Given records
↓

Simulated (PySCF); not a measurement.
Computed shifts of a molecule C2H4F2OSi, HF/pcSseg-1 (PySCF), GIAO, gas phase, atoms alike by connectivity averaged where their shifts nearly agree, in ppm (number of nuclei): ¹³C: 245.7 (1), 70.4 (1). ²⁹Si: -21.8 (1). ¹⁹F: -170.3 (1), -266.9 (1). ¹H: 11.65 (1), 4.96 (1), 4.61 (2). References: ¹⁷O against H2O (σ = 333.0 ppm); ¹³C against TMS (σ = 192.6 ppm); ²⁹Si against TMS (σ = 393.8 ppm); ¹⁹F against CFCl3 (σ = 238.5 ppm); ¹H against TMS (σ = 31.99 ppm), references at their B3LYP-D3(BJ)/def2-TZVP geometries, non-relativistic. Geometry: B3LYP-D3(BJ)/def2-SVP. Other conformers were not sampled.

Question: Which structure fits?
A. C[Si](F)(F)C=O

↑

Required action
Repeat every entry above exactly, leaving nothing out.

Solution
Simulated (PySCF); not a measurement.
Computed shifts of a molecule C2H4F2OSi, HF/pcSseg-1 (PySCF), GIAO, gas phase, atoms alike by connectivity averaged where their shifts nearly agree, in ppm (number of nuclei): ¹³C: 245.7 (1), 70.4 (1). ²⁹Si: -21.8 (1). ¹⁹F: -170.3 (1), -266.9 (1). ¹H: 11.65 (1), 4.96 (1), 4.61 (2). References: ¹⁷O against H2O (σ = 333.0 ppm); ¹³C against TMS (σ = 192.6 ppm); ²⁹Si against TMS (σ = 393.8 ppm); ¹⁹F against CFCl3 (σ = 238.5 ppm); ¹H against TMS (σ = 31.99 ppm), references at their B3LYP-D3(BJ)/def2-TZVP geometries, non-relativistic. Geometry: B3LYP-D3(BJ)/def2-SVP. Other conformers were not sampled.

Question: Which structure fits?
A. C[Si](F)(F)C=O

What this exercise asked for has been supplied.